☆ ☆ ☆ ☆

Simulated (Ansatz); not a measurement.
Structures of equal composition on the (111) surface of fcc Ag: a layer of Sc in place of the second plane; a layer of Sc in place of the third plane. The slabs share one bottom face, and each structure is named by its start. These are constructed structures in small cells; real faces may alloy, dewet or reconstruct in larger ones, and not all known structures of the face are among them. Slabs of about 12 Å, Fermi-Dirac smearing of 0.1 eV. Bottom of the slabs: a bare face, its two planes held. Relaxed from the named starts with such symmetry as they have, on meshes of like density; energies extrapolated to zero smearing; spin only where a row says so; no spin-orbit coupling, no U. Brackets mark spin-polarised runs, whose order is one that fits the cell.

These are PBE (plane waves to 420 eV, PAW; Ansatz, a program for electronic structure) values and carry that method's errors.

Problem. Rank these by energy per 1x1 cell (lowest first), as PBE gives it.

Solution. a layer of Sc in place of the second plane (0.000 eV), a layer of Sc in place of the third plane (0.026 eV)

☆ ☆ ☆ ☆

• [Activity] Above are the lines; repeat exactly the ones from the line containing "These are PBE" down to the line containing "Problem. Rank these", both inclusive.

• [Task solution]
These are PBE (plane waves to 420 eV, PAW; Ansatz, a program for electronic structure) values and carry that method's errors.

Problem. Rank these by energy per 1x1 cell (lowest first), as PBE gives it.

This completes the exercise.